..........
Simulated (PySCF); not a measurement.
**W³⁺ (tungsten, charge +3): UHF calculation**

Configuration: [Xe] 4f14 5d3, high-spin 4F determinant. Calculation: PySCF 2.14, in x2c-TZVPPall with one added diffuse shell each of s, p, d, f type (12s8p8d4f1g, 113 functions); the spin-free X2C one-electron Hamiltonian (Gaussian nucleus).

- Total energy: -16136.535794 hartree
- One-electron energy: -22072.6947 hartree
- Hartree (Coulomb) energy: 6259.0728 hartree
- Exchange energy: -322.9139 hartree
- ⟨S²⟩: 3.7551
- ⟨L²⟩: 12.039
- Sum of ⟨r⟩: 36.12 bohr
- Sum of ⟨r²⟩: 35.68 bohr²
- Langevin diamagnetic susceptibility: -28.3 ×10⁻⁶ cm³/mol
..........

For each line shown above, write an exact copy.

Problem solution:
Simulated (PySCF); not a measurement.
**W³⁺ (tungsten, charge +3): UHF calculation**

Configuration: [Xe] 4f14 5d3, high-spin 4F determinant. Calculation: PySCF 2.14, in x2c-TZVPPall with one added diffuse shell each of s, p, d, f type (12s8p8d4f1g, 113 functions); the spin-free X2C one-electron Hamiltonian (Gaussian nucleus).

- Total energy: -16136.535794 hartree
- One-electron energy: -22072.6947 hartree
- Hartree (Coulomb) energy: 6259.0728 hartree
- Exchange energy: -322.9139 hartree
- ⟨S²⟩: 3.7551
- ⟨L²⟩: 12.039
- Sum of ⟨r⟩: 36.12 bohr
- Sum of ⟨r²⟩: 35.68 bohr²
- Langevin diamagnetic susceptibility: -28.3 ×10⁻⁶ cm³/mol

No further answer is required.